'''

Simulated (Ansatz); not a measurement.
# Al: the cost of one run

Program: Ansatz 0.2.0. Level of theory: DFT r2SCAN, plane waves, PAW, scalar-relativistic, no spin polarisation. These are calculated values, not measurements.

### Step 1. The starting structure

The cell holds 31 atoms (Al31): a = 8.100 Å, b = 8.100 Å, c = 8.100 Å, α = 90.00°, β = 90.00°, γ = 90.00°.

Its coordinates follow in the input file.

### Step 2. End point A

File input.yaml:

'''

Requirement
The entries above are to be retyped exactly, with nothing left out.

Answer section
Simulated (Ansatz); not a measurement.
# Al: the cost of one run

Program: Ansatz 0.2.0. Level of theory: DFT r2SCAN, plane waves, PAW, scalar-relativistic, no spin polarisation. These are calculated values, not measurements.

### Step 1. The starting structure

The cell holds 31 atoms (Al31): a = 8.100 Å, b = 8.100 Å, c = 8.100 Å, α = 90.00°, β = 90.00°, γ = 90.00°.

Its coordinates follow in the input file.

### Step 2. End point A

File input.yaml:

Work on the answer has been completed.